# DATASET RECORDS:
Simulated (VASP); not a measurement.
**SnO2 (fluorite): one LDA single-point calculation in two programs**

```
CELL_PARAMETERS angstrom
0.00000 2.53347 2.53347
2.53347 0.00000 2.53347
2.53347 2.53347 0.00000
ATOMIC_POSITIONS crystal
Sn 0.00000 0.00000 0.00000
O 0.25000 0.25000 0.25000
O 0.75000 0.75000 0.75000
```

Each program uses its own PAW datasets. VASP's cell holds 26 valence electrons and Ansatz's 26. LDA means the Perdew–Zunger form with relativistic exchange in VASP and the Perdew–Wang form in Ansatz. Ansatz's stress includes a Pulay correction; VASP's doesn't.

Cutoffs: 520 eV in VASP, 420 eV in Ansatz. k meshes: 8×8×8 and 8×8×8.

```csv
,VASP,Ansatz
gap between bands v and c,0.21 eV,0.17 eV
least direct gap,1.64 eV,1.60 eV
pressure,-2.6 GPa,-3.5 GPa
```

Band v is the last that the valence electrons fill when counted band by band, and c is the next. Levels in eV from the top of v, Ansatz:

# WORK ITEM:
Write out, unaltered, the lines from the opening of the listing through the line that includes "Cutoffs: 520 eV".

# WRITTEN SOLUTION:
Simulated (VASP); not a measurement.
**SnO2 (fluorite): one LDA single-point calculation in two programs**

```
CELL_PARAMETERS angstrom
0.00000 2.53347 2.53347
2.53347 0.00000 2.53347
2.53347 2.53347 0.00000
ATOMIC_POSITIONS crystal
Sn 0.00000 0.00000 0.00000
O 0.25000 0.25000 0.25000
O 0.75000 0.75000 0.75000
```

Each program uses its own PAW datasets. VASP's cell holds 26 valence electrons and Ansatz's 26. LDA means the Perdew–Zunger form with relativistic exchange in VASP and the Perdew–Wang form in Ansatz. Ansatz's stress includes a Pulay correction; VASP's doesn't.

Cutoffs: 520 eV in VASP, 420 eV in Ansatz. k meshes: 8×8×8 and 8×8×8.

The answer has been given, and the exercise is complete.